### Assignment
Reproduce, please, only the lines from the first line below to the line containing "D. CCSD(T)/def2-TZVPP (density", inclusive.

——
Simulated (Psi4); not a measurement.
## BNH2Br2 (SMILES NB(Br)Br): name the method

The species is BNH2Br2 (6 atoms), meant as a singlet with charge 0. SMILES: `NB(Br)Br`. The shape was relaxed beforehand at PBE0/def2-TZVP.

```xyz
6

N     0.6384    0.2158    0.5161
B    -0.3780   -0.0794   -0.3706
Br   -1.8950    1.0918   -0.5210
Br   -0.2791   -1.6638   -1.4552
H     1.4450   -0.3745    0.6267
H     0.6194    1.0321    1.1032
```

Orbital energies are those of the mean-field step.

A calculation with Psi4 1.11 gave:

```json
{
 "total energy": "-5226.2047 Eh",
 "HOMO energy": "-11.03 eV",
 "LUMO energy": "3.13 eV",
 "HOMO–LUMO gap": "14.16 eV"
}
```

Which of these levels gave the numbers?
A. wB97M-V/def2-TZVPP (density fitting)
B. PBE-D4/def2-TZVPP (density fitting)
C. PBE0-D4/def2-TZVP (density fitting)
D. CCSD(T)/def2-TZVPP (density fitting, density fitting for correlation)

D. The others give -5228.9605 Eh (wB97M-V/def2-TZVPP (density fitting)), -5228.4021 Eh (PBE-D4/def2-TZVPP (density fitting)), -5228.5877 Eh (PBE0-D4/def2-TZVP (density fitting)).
——

### Reply
Simulated (Psi4); not a measurement.
## BNH2Br2 (SMILES NB(Br)Br): name the method

The species is BNH2Br2 (6 atoms), meant as a singlet with charge 0. SMILES: `NB(Br)Br`. The shape was relaxed beforehand at PBE0/def2-TZVP.

```xyz
6

N     0.6384    0.2158    0.5161
B    -0.3780   -0.0794   -0.3706
Br   -1.8950    1.0918   -0.5210
Br   -0.2791   -1.6638   -1.4552
H     1.4450   -0.3745    0.6267
H     0.6194    1.0321    1.1032
```

Orbital energies are those of the mean-field step.

A calculation with Psi4 1.11 gave:

```json
{
 "total energy": "-5226.2047 Eh",
 "HOMO energy": "-11.03 eV",
 "LUMO energy": "3.13 eV",
 "HOMO–LUMO gap": "14.16 eV"
}
```

Which of these levels gave the numbers?
A. wB97M-V/def2-TZVPP (density fitting)
B. PBE-D4/def2-TZVPP (density fitting)
C. PBE0-D4/def2-TZVP (density fitting)
D. CCSD(T)/def2-TZVPP (density fitting, density fitting for correlation)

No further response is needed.